[Data section]
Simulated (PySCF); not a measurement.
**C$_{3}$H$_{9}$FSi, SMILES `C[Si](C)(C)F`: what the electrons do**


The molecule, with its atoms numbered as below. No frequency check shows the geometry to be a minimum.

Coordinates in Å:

[Work order]
Write the listing out again, exactly as shown above.

[Written reply]
Simulated (PySCF); not a measurement.
**C$_{3}$H$_{9}$FSi, SMILES `C[Si](C)(C)F`: what the electrons do**


The molecule, with its atoms numbered as below. No frequency check shows the geometry to be a minimum.

Coordinates in Å:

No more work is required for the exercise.